▸ **Assigned task**: Each line of the records is to be copied verbatim.

▸ **Entries shown**:
####

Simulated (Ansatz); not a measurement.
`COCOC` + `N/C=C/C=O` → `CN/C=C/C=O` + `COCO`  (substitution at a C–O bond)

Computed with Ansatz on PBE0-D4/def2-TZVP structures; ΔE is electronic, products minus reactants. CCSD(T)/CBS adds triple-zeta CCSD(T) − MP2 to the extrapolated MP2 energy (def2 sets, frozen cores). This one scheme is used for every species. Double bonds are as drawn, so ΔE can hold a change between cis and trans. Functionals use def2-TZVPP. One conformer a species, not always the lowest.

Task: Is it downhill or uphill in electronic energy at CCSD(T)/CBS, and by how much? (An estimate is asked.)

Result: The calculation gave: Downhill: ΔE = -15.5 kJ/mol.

####

▸ **Written solution**:
Simulated (Ansatz); not a measurement.
`COCOC` + `N/C=C/C=O` → `CN/C=C/C=O` + `COCO`  (substitution at a C–O bond)

Computed with Ansatz on PBE0-D4/def2-TZVP structures; ΔE is electronic, products minus reactants. CCSD(T)/CBS adds triple-zeta CCSD(T) − MP2 to the extrapolated MP2 energy (def2 sets, frozen cores). This one scheme is used for every species. Double bonds are as drawn, so ΔE can hold a change between cis and trans. Functionals use def2-TZVPP. One conformer a species, not always the lowest.

Task: Is it downhill or uphill in electronic energy at CCSD(T)/CBS, and by how much? (An estimate is asked.)

Result: The calculation gave: Downhill: ΔE = -15.5 kJ/mol.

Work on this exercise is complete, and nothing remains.